**Activity**. Give again only those lines from the start of the entries through the line holding "Solvents are IEF-PCM", leaving them as they are.

**Raw data**.
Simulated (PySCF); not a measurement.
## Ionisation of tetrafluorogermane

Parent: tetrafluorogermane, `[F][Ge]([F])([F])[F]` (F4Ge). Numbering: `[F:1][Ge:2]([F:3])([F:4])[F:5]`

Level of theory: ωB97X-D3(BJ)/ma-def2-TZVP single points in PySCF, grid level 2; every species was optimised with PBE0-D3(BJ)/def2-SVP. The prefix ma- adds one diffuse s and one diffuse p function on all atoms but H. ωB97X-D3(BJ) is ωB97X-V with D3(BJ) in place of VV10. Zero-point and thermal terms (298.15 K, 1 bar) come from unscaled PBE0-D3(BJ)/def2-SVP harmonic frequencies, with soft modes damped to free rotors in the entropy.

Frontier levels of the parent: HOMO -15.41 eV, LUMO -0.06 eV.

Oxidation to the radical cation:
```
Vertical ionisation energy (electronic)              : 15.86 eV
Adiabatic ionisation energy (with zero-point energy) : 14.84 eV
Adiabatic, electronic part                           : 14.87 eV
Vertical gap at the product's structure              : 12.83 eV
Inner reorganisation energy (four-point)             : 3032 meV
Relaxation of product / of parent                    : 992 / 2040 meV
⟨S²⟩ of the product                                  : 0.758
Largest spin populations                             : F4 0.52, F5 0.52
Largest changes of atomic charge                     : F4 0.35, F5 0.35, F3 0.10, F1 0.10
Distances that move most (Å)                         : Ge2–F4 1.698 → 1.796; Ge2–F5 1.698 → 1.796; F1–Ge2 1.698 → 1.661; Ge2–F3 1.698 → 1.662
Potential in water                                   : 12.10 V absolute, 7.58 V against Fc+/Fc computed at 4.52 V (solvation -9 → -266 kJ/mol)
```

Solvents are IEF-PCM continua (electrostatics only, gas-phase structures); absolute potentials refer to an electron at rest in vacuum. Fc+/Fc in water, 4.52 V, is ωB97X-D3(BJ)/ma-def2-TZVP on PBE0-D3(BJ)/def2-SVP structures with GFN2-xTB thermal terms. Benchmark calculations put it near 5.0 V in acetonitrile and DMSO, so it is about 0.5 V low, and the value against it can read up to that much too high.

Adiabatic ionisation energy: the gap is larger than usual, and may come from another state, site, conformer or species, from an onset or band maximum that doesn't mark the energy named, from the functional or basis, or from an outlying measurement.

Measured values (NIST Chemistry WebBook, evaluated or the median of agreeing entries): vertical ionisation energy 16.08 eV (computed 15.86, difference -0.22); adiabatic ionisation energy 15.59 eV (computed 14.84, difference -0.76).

**Reply**.
Simulated (PySCF); not a measurement.
## Ionisation of tetrafluorogermane

Parent: tetrafluorogermane, `[F][Ge]([F])([F])[F]` (F4Ge). Numbering: `[F:1][Ge:2]([F:3])([F:4])[F:5]`

Level of theory: ωB97X-D3(BJ)/ma-def2-TZVP single points in PySCF, grid level 2; every species was optimised with PBE0-D3(BJ)/def2-SVP. The prefix ma- adds one diffuse s and one diffuse p function on all atoms but H. ωB97X-D3(BJ) is ωB97X-V with D3(BJ) in place of VV10. Zero-point and thermal terms (298.15 K, 1 bar) come from unscaled PBE0-D3(BJ)/def2-SVP harmonic frequencies, with soft modes damped to free rotors in the entropy.

Frontier levels of the parent: HOMO -15.41 eV, LUMO -0.06 eV.

Oxidation to the radical cation:
```
Vertical ionisation energy (electronic)              : 15.86 eV
Adiabatic ionisation energy (with zero-point energy) : 14.84 eV
Adiabatic, electronic part                           : 14.87 eV
Vertical gap at the product's structure              : 12.83 eV
Inner reorganisation energy (four-point)             : 3032 meV
Relaxation of product / of parent                    : 992 / 2040 meV
⟨S²⟩ of the product                                  : 0.758
Largest spin populations                             : F4 0.52, F5 0.52
Largest changes of atomic charge                     : F4 0.35, F5 0.35, F3 0.10, F1 0.10
Distances that move most (Å)                         : Ge2–F4 1.698 → 1.796; Ge2–F5 1.698 → 1.796; F1–Ge2 1.698 → 1.661; Ge2–F3 1.698 → 1.662
Potential in water                                   : 12.10 V absolute, 7.58 V against Fc+/Fc computed at 4.52 V (solvation -9 → -266 kJ/mol)
```

Solvents are IEF-PCM continua (electrostatics only, gas-phase structures); absolute potentials refer to an electron at rest in vacuum. Fc+/Fc in water, 4.52 V, is ωB97X-D3(BJ)/ma-def2-TZVP on PBE0-D3(BJ)/def2-SVP structures with GFN2-xTB thermal terms. Benchmark calculations put it near 5.0 V in acetonitrile and DMSO, so it is about 0.5 V low, and the value against it can read up to that much too high.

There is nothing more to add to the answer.